_WORK ORDER_
An exact reprint of all the records is the expected answer.

_DATA UNDER STUDY_
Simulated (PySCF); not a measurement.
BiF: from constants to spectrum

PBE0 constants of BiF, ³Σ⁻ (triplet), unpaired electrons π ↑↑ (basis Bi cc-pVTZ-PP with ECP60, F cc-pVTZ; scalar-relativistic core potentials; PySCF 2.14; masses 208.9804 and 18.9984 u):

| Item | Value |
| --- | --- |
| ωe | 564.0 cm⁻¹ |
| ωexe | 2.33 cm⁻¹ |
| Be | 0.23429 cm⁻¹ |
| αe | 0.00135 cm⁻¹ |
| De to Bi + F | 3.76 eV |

_TASK SOLUTION_
Simulated (PySCF); not a measurement.
BiF: from constants to spectrum

PBE0 constants of BiF, ³Σ⁻ (triplet), unpaired electrons π ↑↑ (basis Bi cc-pVTZ-PP with ECP60, F cc-pVTZ; scalar-relativistic core potentials; PySCF 2.14; masses 208.9804 and 18.9984 u):

| Item | Value |
| --- | --- |
| ωe | 564.0 cm⁻¹ |
| ωexe | 2.33 cm⁻¹ |
| Be | 0.23429 cm⁻¹ |
| αe | 0.00135 cm⁻¹ |
| De to Bi + F | 3.76 eV |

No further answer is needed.